*WORK ITEM:* In this exercise, each record below is to be written out again exactly.

(AVAILABLE DATA)

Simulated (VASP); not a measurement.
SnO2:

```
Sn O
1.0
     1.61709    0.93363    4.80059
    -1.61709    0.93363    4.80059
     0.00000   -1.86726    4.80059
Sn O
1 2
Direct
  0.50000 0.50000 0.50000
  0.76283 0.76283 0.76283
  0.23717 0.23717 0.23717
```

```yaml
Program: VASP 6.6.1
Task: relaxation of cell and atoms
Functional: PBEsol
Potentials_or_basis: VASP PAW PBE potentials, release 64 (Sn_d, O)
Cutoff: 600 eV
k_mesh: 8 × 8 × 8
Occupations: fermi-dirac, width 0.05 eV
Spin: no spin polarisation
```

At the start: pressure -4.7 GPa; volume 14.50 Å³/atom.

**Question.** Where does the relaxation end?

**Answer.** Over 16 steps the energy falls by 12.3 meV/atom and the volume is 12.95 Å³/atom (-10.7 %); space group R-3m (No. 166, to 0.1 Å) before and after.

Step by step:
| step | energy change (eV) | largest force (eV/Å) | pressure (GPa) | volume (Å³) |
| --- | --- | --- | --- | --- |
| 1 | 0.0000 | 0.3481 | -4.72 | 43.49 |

(End AVAILABLE DATA)

*REPLY:*
Simulated (VASP); not a measurement.
SnO2:

```
Sn O
1.0
     1.61709    0.93363    4.80059
    -1.61709    0.93363    4.80059
     0.00000   -1.86726    4.80059
Sn O
1 2
Direct
  0.50000 0.50000 0.50000
  0.76283 0.76283 0.76283
  0.23717 0.23717 0.23717
```

```yaml
Program: VASP 6.6.1
Task: relaxation of cell and atoms
Functional: PBEsol
Potentials_or_basis: VASP PAW PBE potentials, release 64 (Sn_d, O)
Cutoff: 600 eV
k_mesh: 8 × 8 × 8
Occupations: fermi-dirac, width 0.05 eV
Spin: no spin polarisation
```

At the start: pressure -4.7 GPa; volume 14.50 Å³/atom.

**Question.** Where does the relaxation end?

**Answer.** Over 16 steps the energy falls by 12.3 meV/atom and the volume is 12.95 Å³/atom (-10.7 %); space group R-3m (No. 166, to 0.1 Å) before and after.

Step by step:
| step | energy change (eV) | largest force (eV/Å) | pressure (GPa) | volume (Å³) |
| --- | --- | --- | --- | --- |
| 1 | 0.0000 | 0.3481 | -4.72 | 43.49 |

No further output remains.